* Assignment
Transcribe the listing from its top line through the line with "The species is". Keep it exact, both ends included, and add nothing.

* Data excerpts
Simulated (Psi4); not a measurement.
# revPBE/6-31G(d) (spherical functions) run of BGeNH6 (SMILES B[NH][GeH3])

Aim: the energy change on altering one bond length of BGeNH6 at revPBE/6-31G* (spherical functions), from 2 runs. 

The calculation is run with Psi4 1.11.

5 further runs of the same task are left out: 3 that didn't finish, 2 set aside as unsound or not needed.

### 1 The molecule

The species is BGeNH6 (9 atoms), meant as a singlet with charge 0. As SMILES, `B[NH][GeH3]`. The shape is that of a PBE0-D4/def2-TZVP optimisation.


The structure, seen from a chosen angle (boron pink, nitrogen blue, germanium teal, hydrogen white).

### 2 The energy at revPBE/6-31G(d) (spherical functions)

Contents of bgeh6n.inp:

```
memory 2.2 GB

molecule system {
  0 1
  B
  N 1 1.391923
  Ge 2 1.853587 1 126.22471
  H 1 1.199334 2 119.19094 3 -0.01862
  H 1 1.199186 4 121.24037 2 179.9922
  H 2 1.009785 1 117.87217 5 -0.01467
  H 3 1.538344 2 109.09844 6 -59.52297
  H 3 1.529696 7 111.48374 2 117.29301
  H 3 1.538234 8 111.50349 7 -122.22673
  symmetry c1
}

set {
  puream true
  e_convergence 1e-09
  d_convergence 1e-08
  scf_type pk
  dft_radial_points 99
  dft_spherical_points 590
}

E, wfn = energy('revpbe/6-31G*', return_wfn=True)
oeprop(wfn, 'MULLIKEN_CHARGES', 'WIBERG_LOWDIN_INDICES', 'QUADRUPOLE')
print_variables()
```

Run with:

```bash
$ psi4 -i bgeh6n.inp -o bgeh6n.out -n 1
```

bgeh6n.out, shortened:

* Exercise output
Simulated (Psi4); not a measurement.
# revPBE/6-31G(d) (spherical functions) run of BGeNH6 (SMILES B[NH][GeH3])

Aim: the energy change on altering one bond length of BGeNH6 at revPBE/6-31G* (spherical functions), from 2 runs. 

The calculation is run with Psi4 1.11.

5 further runs of the same task are left out: 3 that didn't finish, 2 set aside as unsound or not needed.

### 1 The molecule

The species is BGeNH6 (9 atoms), meant as a singlet with charge 0. As SMILES, `B[NH][GeH3]`. The shape is that of a PBE0-D4/def2-TZVP optimisation.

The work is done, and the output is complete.